### Material provided
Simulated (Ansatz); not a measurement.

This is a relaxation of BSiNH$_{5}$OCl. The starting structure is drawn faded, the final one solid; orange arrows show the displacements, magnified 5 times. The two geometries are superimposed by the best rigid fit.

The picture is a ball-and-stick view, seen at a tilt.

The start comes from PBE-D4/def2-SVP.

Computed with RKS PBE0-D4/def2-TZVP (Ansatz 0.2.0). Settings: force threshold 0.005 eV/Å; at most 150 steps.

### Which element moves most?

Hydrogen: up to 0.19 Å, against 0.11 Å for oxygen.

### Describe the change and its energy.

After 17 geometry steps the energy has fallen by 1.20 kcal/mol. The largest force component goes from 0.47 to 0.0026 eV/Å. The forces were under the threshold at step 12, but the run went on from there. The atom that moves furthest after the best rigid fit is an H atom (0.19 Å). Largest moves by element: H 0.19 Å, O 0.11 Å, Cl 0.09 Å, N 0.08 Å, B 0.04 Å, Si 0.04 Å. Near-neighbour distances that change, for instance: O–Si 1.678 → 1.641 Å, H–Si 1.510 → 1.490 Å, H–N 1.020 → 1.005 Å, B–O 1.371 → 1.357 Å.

### Work task
Copy verbatim, from the listing above, each line from the one containing "Hydrogen: up to" down to the one containing "### Describe the change and its energy.", inclusive.

### Written solution
Hydrogen: up to 0.19 Å, against 0.11 Å for oxygen.

### Describe the change and its energy.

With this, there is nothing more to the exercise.